Work task → In the listing that follows, the range to quote begins at the line that has "Question: Estimate the missing entries." and ends after the line that has "Caveats: the cell"; quote it verbatim and add nothing.

Data for analysis →
+ + + + +

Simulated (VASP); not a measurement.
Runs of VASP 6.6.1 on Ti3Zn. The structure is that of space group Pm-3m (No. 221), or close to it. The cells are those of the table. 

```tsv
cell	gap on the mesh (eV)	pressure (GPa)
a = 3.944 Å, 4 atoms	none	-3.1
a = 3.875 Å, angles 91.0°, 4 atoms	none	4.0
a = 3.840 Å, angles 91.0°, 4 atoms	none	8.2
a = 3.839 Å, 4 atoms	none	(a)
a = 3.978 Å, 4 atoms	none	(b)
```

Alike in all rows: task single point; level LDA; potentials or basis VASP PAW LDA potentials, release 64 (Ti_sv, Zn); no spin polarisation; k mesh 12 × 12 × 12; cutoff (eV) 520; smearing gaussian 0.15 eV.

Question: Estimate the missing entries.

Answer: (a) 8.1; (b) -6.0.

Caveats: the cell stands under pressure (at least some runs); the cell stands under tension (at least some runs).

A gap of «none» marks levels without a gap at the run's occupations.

+ + + + +

Problem solution →
Question: Estimate the missing entries.

Answer: (a) 8.1; (b) -6.0.

Caveats: the cell stands under pressure (at least some runs); the cell stands under tension (at least some runs).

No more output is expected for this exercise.